| Extracted records |
_ _ _ _ _

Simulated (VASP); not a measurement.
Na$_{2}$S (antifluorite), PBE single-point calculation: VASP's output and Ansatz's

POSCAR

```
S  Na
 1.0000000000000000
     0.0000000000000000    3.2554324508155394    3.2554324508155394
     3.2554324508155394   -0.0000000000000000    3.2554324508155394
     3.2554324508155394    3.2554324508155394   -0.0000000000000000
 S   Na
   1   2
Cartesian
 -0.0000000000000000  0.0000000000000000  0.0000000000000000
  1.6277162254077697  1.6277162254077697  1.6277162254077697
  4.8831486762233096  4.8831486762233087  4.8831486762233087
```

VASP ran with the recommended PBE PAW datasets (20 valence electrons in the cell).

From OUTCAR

_ _ _ _ _

| Work order |
Reproduce exactly the lines of the records above from the one with "output and Ansatz's" to the one with "VASP ran with", both included, and leave out everything else.

| Exercise solution |
Na$_{2}$S (antifluorite), PBE single-point calculation: VASP's output and Ansatz's

POSCAR

```
S  Na
 1.0000000000000000
     0.0000000000000000    3.2554324508155394    3.2554324508155394
     3.2554324508155394   -0.0000000000000000    3.2554324508155394
     3.2554324508155394    3.2554324508155394   -0.0000000000000000
 S   Na
   1   2
Cartesian
 -0.0000000000000000  0.0000000000000000  0.0000000000000000
  1.6277162254077697  1.6277162254077697  1.6277162254077697
  4.8831486762233096  4.8831486762233087  4.8831486762233087
```

VASP ran with the recommended PBE PAW datasets (20 valence electrons in the cell).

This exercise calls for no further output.